** Opening Extracted records block **

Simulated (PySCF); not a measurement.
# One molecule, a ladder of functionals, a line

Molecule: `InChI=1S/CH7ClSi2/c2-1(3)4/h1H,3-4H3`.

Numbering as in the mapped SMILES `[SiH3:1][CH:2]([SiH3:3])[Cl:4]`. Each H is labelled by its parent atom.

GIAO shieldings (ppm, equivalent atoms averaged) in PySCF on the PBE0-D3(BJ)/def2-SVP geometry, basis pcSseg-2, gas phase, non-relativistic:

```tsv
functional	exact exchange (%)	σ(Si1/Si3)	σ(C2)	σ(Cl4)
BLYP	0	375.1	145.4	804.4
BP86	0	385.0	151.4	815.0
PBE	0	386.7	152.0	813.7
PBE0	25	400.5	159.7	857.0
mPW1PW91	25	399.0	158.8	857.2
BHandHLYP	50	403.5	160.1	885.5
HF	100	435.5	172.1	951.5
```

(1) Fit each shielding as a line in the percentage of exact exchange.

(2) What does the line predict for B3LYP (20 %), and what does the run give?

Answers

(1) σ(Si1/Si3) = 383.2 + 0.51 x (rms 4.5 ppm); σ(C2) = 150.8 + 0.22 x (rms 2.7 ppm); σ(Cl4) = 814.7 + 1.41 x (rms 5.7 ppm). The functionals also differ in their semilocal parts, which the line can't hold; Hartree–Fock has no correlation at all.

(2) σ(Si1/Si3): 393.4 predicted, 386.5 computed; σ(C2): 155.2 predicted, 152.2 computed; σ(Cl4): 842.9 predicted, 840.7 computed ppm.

** Closing Extracted records block **

▸ **Work order**: The reply should restate the records above in full, character for character.

▸ **Response**:
Simulated (PySCF); not a measurement.
# One molecule, a ladder of functionals, a line

Molecule: `InChI=1S/CH7ClSi2/c2-1(3)4/h1H,3-4H3`.

Numbering as in the mapped SMILES `[SiH3:1][CH:2]([SiH3:3])[Cl:4]`. Each H is labelled by its parent atom.

GIAO shieldings (ppm, equivalent atoms averaged) in PySCF on the PBE0-D3(BJ)/def2-SVP geometry, basis pcSseg-2, gas phase, non-relativistic:

```tsv
functional	exact exchange (%)	σ(Si1/Si3)	σ(C2)	σ(Cl4)
BLYP	0	375.1	145.4	804.4
BP86	0	385.0	151.4	815.0
PBE	0	386.7	152.0	813.7
PBE0	25	400.5	159.7	857.0
mPW1PW91	25	399.0	158.8	857.2
BHandHLYP	50	403.5	160.1	885.5
HF	100	435.5	172.1	951.5
```

(1) Fit each shielding as a line in the percentage of exact exchange.

(2) What does the line predict for B3LYP (20 %), and what does the run give?

Answers

(1) σ(Si1/Si3) = 383.2 + 0.51 x (rms 4.5 ppm); σ(C2) = 150.8 + 0.22 x (rms 2.7 ppm); σ(Cl4) = 814.7 + 1.41 x (rms 5.7 ppm). The functionals also differ in their semilocal parts, which the line can't hold; Hartree–Fock has no correlation at all.

(2) σ(Si1/Si3): 393.4 predicted, 386.5 computed; σ(C2): 155.2 predicted, 152.2 computed; σ(Cl4): 842.9 predicted, 840.7 computed ppm.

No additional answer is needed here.